(Extracted entries):
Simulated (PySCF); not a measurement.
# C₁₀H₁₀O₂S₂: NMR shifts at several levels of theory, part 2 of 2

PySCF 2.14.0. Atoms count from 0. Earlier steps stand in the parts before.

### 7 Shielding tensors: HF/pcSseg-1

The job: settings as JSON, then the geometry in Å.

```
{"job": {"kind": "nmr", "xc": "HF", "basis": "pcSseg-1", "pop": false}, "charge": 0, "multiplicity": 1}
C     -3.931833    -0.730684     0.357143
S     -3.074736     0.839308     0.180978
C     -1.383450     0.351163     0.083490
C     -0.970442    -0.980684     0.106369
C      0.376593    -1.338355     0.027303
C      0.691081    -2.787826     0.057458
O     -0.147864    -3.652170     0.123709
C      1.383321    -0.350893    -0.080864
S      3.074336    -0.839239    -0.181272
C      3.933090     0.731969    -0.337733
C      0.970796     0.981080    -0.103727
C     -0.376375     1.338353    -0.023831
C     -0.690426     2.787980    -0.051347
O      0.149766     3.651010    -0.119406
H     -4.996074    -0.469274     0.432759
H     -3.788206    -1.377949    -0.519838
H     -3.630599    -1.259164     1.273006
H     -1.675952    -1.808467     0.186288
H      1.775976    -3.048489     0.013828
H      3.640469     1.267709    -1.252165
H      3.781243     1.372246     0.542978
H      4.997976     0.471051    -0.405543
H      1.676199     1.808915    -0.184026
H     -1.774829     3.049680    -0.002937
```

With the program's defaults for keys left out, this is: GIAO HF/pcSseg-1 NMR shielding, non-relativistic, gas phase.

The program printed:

(Work task):
Retype all of the material above. Do not alter a single word.

(Written answer):
Simulated (PySCF); not a measurement.
# C₁₀H₁₀O₂S₂: NMR shifts at several levels of theory, part 2 of 2

PySCF 2.14.0. Atoms count from 0. Earlier steps stand in the parts before.

### 7 Shielding tensors: HF/pcSseg-1

The job: settings as JSON, then the geometry in Å.

```
{"job": {"kind": "nmr", "xc": "HF", "basis": "pcSseg-1", "pop": false}, "charge": 0, "multiplicity": 1}
C     -3.931833    -0.730684     0.357143
S     -3.074736     0.839308     0.180978
C     -1.383450     0.351163     0.083490
C     -0.970442    -0.980684     0.106369
C      0.376593    -1.338355     0.027303
C      0.691081    -2.787826     0.057458
O     -0.147864    -3.652170     0.123709
C      1.383321    -0.350893    -0.080864
S      3.074336    -0.839239    -0.181272
C      3.933090     0.731969    -0.337733
C      0.970796     0.981080    -0.103727
C     -0.376375     1.338353    -0.023831
C     -0.690426     2.787980    -0.051347
O      0.149766     3.651010    -0.119406
H     -4.996074    -0.469274     0.432759
H     -3.788206    -1.377949    -0.519838
H     -3.630599    -1.259164     1.273006
H     -1.675952    -1.808467     0.186288
H      1.775976    -3.048489     0.013828
H      3.640469     1.267709    -1.252165
H      3.781243     1.372246     0.542978
H      4.997976     0.471051    -0.405543
H      1.676199     1.808915    -0.184026
H     -1.774829     3.049680    -0.002937
```

With the program's defaults for keys left out, this is: GIAO HF/pcSseg-1 NMR shielding, non-relativistic, gas phase.

The program printed:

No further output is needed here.